— Data excerpts —
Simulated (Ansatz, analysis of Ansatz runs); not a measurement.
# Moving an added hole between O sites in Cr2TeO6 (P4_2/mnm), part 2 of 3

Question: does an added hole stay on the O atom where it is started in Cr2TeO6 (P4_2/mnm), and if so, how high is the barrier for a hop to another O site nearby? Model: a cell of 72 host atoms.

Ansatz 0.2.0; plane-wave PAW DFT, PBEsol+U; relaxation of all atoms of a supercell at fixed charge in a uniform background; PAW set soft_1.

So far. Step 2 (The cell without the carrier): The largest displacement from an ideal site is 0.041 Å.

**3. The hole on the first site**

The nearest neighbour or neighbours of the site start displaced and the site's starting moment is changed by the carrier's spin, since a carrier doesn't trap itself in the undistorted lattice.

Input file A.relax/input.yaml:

— Work request —
Reproduce only what lies between the start of the listing above and the end of the line containing "The nearest neighbour", keeping every line exact.

— Answer section —
Simulated (Ansatz, analysis of Ansatz runs); not a measurement.
# Moving an added hole between O sites in Cr2TeO6 (P4_2/mnm), part 2 of 3

Question: does an added hole stay on the O atom where it is started in Cr2TeO6 (P4_2/mnm), and if so, how high is the barrier for a hop to another O site nearby? Model: a cell of 72 host atoms.

Ansatz 0.2.0; plane-wave PAW DFT, PBEsol+U; relaxation of all atoms of a supercell at fixed charge in a uniform background; PAW set soft_1.

So far. Step 2 (The cell without the carrier): The largest displacement from an ideal site is 0.041 Å.

**3. The hole on the first site**

The nearest neighbour or neighbours of the site start displaced and the site's starting moment is changed by the carrier's spin, since a carrier doesn't trap itself in the undistorted lattice.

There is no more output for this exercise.